→ **Study material**:
___

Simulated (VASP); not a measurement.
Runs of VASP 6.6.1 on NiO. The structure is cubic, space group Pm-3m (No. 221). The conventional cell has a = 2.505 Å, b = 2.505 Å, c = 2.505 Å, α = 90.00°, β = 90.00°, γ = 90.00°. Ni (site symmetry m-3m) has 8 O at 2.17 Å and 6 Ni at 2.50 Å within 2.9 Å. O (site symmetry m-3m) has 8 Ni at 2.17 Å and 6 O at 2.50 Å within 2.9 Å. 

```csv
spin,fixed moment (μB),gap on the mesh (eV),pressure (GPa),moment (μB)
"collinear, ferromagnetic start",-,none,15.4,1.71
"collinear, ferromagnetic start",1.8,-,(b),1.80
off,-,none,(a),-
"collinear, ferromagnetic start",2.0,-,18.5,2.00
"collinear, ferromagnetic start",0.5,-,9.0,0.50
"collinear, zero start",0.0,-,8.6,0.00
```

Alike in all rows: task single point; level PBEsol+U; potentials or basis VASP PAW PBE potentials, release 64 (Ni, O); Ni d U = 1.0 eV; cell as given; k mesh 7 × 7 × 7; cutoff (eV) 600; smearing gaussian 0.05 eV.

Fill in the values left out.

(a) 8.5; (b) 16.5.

___

→ **Requirement**: Quote every line of the data, word for word.

→ **Your solution**:
Simulated (VASP); not a measurement.
Runs of VASP 6.6.1 on NiO. The structure is cubic, space group Pm-3m (No. 221). The conventional cell has a = 2.505 Å, b = 2.505 Å, c = 2.505 Å, α = 90.00°, β = 90.00°, γ = 90.00°. Ni (site symmetry m-3m) has 8 O at 2.17 Å and 6 Ni at 2.50 Å within 2.9 Å. O (site symmetry m-3m) has 8 Ni at 2.17 Å and 6 O at 2.50 Å within 2.9 Å. 

```csv
spin,fixed moment (μB),gap on the mesh (eV),pressure (GPa),moment (μB)
"collinear, ferromagnetic start",-,none,15.4,1.71
"collinear, ferromagnetic start",1.8,-,(b),1.80
off,-,none,(a),-
"collinear, ferromagnetic start",2.0,-,18.5,2.00
"collinear, ferromagnetic start",0.5,-,9.0,0.50
"collinear, zero start",0.0,-,8.6,0.00
```

Alike in all rows: task single point; level PBEsol+U; potentials or basis VASP PAW PBE potentials, release 64 (Ni, O); Ni d U = 1.0 eV; cell as given; k mesh 7 × 7 × 7; cutoff (eV) 600; smearing gaussian 0.05 eV.

Fill in the values left out.

(a) 8.5; (b) 16.5.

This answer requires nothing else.